→ **Input data**:
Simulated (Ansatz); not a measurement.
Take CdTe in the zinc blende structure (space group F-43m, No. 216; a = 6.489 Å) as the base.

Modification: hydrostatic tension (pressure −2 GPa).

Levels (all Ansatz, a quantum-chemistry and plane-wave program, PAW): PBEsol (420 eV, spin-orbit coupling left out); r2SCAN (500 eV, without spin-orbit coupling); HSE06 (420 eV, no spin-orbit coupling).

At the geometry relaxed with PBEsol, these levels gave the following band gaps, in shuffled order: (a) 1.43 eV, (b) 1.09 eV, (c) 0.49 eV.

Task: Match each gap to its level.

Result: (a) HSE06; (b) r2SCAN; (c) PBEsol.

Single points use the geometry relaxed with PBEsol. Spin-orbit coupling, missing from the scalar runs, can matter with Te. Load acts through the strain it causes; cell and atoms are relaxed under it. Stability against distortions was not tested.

→ **Work instruction**:
Exactly as they appear, please write out the lines from the opening of the listing above down to the line containing "Modification: hydrostatic tension", with both end lines included.

→ **Exercise result**:
Simulated (Ansatz); not a measurement.
Take CdTe in the zinc blende structure (space group F-43m, No. 216; a = 6.489 Å) as the base.

Modification: hydrostatic tension (pressure −2 GPa).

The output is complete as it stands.